Work request: Return the entire listing exactly, leaving nothing out.

Entries supplied:
· · · · ·

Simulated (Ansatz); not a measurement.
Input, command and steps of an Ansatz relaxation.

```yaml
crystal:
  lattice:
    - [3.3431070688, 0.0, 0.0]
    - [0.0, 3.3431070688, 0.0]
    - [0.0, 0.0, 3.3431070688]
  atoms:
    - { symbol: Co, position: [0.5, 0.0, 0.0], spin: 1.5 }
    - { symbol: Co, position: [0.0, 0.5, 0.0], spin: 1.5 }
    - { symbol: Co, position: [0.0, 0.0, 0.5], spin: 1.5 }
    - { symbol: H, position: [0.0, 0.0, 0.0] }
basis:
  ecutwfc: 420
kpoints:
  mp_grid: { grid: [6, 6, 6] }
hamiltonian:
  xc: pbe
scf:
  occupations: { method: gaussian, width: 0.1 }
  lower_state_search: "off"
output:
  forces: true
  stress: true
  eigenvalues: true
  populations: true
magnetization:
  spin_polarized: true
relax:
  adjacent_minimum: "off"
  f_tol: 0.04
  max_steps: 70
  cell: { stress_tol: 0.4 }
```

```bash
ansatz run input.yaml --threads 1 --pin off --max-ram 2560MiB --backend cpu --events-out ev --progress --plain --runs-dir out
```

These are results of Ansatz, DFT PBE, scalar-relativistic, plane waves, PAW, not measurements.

· · · · ·

Task result:
Simulated (Ansatz); not a measurement.
Input, command and steps of an Ansatz relaxation.

```yaml
crystal:
  lattice:
    - [3.3431070688, 0.0, 0.0]
    - [0.0, 3.3431070688, 0.0]
    - [0.0, 0.0, 3.3431070688]
  atoms:
    - { symbol: Co, position: [0.5, 0.0, 0.0], spin: 1.5 }
    - { symbol: Co, position: [0.0, 0.5, 0.0], spin: 1.5 }
    - { symbol: Co, position: [0.0, 0.0, 0.5], spin: 1.5 }
    - { symbol: H, position: [0.0, 0.0, 0.0] }
basis:
  ecutwfc: 420
kpoints:
  mp_grid: { grid: [6, 6, 6] }
hamiltonian:
  xc: pbe
scf:
  occupations: { method: gaussian, width: 0.1 }
  lower_state_search: "off"
output:
  forces: true
  stress: true
  eigenvalues: true
  populations: true
magnetization:
  spin_polarized: true
relax:
  adjacent_minimum: "off"
  f_tol: 0.04
  max_steps: 70
  cell: { stress_tol: 0.4 }
```

```bash
ansatz run input.yaml --threads 1 --pin off --max-ram 2560MiB --backend cpu --events-out ev --progress --plain --runs-dir out
```

These are results of Ansatz, DFT PBE, scalar-relativistic, plane waves, PAW, not measurements.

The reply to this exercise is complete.